■ BRIEF ■
Every entry below should be printed again exactly as it reads.

■ DATA FOR ANALYSIS ■
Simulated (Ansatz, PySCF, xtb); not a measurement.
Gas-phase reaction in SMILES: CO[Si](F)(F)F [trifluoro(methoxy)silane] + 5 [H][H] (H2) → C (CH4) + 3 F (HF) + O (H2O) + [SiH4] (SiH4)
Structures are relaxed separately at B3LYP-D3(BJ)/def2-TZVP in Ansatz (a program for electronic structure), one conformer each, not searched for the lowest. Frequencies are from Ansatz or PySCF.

■ TASK OUTPUT ■
Simulated (Ansatz, PySCF, xtb); not a measurement.
Gas-phase reaction in SMILES: CO[Si](F)(F)F [trifluoro(methoxy)silane] + 5 [H][H] (H2) → C (CH4) + 3 F (HF) + O (H2O) + [SiH4] (SiH4)
Structures are relaxed separately at B3LYP-D3(BJ)/def2-TZVP in Ansatz (a program for electronic structure), one conformer each, not searched for the lowest. Frequencies are from Ansatz or PySCF.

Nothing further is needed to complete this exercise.